## BRIEF
Take every entry below and copy it out word for word.

[INPUT DATA]

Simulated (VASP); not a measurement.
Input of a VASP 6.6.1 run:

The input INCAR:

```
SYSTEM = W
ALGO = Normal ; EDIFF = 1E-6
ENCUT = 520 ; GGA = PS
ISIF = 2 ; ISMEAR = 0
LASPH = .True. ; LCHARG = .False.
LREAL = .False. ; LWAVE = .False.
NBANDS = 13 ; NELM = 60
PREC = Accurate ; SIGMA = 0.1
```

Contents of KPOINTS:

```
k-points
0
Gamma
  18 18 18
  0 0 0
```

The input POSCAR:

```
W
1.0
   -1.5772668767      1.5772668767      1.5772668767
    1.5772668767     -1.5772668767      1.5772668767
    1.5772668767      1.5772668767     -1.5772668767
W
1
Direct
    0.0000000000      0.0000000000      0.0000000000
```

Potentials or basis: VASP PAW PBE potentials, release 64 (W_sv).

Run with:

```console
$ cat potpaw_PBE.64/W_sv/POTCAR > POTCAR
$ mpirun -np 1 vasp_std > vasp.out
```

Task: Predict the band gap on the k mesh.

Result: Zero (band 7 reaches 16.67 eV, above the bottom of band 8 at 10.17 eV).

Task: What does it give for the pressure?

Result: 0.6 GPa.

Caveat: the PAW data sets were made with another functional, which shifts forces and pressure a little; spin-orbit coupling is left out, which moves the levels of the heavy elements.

[/INPUT DATA]

## WRITTEN REPLY
Simulated (VASP); not a measurement.
Input of a VASP 6.6.1 run:

The input INCAR:

```
SYSTEM = W
ALGO = Normal ; EDIFF = 1E-6
ENCUT = 520 ; GGA = PS
ISIF = 2 ; ISMEAR = 0
LASPH = .True. ; LCHARG = .False.
LREAL = .False. ; LWAVE = .False.
NBANDS = 13 ; NELM = 60
PREC = Accurate ; SIGMA = 0.1
```

Contents of KPOINTS:

```
k-points
0
Gamma
  18 18 18
  0 0 0
```

The input POSCAR:

```
W
1.0
   -1.5772668767      1.5772668767      1.5772668767
    1.5772668767     -1.5772668767      1.5772668767
    1.5772668767      1.5772668767     -1.5772668767
W
1
Direct
    0.0000000000      0.0000000000      0.0000000000
```

Potentials or basis: VASP PAW PBE potentials, release 64 (W_sv).

Run with:

```console
$ cat potpaw_PBE.64/W_sv/POTCAR > POTCAR
$ mpirun -np 1 vasp_std > vasp.out
```

Task: Predict the band gap on the k mesh.

Result: Zero (band 7 reaches 16.67 eV, above the bottom of band 8 at 10.17 eV).

Task: What does it give for the pressure?

Result: 0.6 GPa.

Caveat: the PAW data sets were made with another functional, which shifts forces and pressure a little; spin-orbit coupling is left out, which moves the levels of the heavy elements.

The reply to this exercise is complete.